Material provided -

-- Opening Marker --

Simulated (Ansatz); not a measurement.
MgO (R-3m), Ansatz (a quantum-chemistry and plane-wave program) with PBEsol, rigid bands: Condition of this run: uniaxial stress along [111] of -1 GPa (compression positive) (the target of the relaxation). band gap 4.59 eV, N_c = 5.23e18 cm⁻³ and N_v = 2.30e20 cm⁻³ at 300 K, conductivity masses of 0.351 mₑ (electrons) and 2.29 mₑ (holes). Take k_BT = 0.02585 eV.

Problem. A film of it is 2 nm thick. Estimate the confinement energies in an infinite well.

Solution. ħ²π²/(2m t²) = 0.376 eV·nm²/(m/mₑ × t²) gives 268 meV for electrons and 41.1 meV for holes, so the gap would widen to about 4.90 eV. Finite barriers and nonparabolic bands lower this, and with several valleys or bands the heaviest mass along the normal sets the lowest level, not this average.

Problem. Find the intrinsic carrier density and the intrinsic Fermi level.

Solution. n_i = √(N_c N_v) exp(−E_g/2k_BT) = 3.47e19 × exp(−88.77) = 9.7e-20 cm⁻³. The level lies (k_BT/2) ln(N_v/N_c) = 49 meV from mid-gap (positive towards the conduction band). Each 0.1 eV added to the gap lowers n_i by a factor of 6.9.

-- Closing Marker --

Please reproduce the lines from the line with "Problem. A film" to the line with "Problem. Find the", both ends included, exactly as they appear above.

Problem. A film of it is 2 nm thick. Estimate the confinement energies in an infinite well.

Solution. ħ²π²/(2m t²) = 0.376 eV·nm²/(m/mₑ × t²) gives 268 meV for electrons and 41.1 meV for holes, so the gap would widen to about 4.90 eV. Finite barriers and nonparabolic bands lower this, and with several valleys or bands the heaviest mass along the normal sets the lowest level, not this average.

Problem. Find the intrinsic carrier density and the intrinsic Fermi level.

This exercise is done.